_ _ _

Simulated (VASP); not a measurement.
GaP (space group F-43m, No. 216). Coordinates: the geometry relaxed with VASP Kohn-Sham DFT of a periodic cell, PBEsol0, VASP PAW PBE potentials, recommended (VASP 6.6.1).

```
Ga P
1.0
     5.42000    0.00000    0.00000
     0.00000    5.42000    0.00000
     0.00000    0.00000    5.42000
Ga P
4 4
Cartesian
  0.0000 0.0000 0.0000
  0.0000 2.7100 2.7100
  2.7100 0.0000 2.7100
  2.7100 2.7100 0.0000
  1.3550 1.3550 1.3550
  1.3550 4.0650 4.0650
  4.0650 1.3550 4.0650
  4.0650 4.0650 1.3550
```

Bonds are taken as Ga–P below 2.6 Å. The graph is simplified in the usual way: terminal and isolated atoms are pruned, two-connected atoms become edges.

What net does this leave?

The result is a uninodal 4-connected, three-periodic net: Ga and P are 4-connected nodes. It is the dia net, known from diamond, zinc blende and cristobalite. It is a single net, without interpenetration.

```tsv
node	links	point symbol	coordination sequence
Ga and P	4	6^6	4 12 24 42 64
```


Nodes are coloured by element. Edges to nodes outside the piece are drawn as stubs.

_ _ _

### Activity:
All the material above is to be retyped exactly as it appears.

### Task solution:
Simulated (VASP); not a measurement.
GaP (space group F-43m, No. 216). Coordinates: the geometry relaxed with VASP Kohn-Sham DFT of a periodic cell, PBEsol0, VASP PAW PBE potentials, recommended (VASP 6.6.1).

```
Ga P
1.0
     5.42000    0.00000    0.00000
     0.00000    5.42000    0.00000
     0.00000    0.00000    5.42000
Ga P
4 4
Cartesian
  0.0000 0.0000 0.0000
  0.0000 2.7100 2.7100
  2.7100 0.0000 2.7100
  2.7100 2.7100 0.0000
  1.3550 1.3550 1.3550
  1.3550 4.0650 4.0650
  4.0650 1.3550 4.0650
  4.0650 4.0650 1.3550
```

Bonds are taken as Ga–P below 2.6 Å. The graph is simplified in the usual way: terminal and isolated atoms are pruned, two-connected atoms become edges.

What net does this leave?

The result is a uninodal 4-connected, three-periodic net: Ga and P are 4-connected nodes. It is the dia net, known from diamond, zinc blende and cristobalite. It is a single net, without interpenetration.

```tsv
node	links	point symbol	coordination sequence
Ga and P	4	6^6	4 12 24 42 64
```


Nodes are coloured by element. Edges to nodes outside the piece are drawn as stubs.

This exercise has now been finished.